_ _ _ _ _
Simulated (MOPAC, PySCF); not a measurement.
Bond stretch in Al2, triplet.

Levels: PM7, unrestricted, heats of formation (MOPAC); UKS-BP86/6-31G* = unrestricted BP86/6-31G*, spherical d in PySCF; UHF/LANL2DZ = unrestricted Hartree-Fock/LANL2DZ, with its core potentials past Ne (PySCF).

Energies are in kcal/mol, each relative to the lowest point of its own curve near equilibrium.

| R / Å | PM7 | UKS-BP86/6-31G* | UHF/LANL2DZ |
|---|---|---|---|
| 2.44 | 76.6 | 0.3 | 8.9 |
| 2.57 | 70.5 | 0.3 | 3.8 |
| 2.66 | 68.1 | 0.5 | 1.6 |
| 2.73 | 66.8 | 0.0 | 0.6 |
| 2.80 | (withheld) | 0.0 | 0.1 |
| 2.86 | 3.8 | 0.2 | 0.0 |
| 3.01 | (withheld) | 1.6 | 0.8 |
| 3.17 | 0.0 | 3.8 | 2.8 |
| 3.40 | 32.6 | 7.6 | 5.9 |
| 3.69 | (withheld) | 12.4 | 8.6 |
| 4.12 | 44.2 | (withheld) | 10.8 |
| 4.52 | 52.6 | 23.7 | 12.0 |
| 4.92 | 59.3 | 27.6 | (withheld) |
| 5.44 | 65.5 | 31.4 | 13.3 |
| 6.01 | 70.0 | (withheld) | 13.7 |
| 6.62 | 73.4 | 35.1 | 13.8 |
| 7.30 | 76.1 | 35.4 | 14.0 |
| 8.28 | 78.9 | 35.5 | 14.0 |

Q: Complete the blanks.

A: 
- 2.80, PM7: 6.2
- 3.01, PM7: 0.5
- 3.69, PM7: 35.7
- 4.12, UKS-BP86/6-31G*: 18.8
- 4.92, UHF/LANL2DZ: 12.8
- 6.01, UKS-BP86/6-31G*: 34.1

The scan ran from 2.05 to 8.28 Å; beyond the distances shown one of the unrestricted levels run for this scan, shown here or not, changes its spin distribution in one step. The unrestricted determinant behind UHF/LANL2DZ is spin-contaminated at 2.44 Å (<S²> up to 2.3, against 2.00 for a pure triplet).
_ _ _ _ _

ASSIGNMENT
Repeat the entries above exactly, from the first line through the line containing "Levels: PM7, unrestricted, heats".

EXERCISE RESULT
Simulated (MOPAC, PySCF); not a measurement.
Bond stretch in Al2, triplet.

Levels: PM7, unrestricted, heats of formation (MOPAC); UKS-BP86/6-31G* = unrestricted BP86/6-31G*, spherical d in PySCF; UHF/LANL2DZ = unrestricted Hartree-Fock/LANL2DZ, with its core potentials past Ne (PySCF).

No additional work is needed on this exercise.